--------------------------------------------------
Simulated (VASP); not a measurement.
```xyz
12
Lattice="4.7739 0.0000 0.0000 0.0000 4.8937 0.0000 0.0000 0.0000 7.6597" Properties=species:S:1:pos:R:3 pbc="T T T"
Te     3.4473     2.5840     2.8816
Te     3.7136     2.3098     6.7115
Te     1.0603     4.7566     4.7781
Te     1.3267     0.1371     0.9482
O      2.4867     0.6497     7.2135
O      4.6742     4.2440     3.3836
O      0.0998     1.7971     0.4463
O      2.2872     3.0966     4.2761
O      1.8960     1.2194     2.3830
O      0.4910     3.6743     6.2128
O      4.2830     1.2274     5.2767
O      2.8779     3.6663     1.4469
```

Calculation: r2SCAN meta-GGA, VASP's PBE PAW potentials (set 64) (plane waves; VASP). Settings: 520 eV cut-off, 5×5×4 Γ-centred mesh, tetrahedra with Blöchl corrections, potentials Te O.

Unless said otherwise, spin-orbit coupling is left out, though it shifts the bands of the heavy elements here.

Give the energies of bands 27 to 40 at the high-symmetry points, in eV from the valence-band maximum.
--------------------------------------------------

Set down exactly the lines of the data above, beginning with the line that has "Calculation: r2SCAN meta-GGA, VASP's" and ending with the line that has "Unless said otherwise, spin-orbit", and no others.

> _RESPONSE AREA_:
Calculation: r2SCAN meta-GGA, VASP's PBE PAW potentials (set 64) (plane waves; VASP). Settings: 520 eV cut-off, 5×5×4 Γ-centred mesh, tetrahedra with Blöchl corrections, potentials Te O.

Unless said otherwise, spin-orbit coupling is left out, though it shifts the bands of the heavy elements here.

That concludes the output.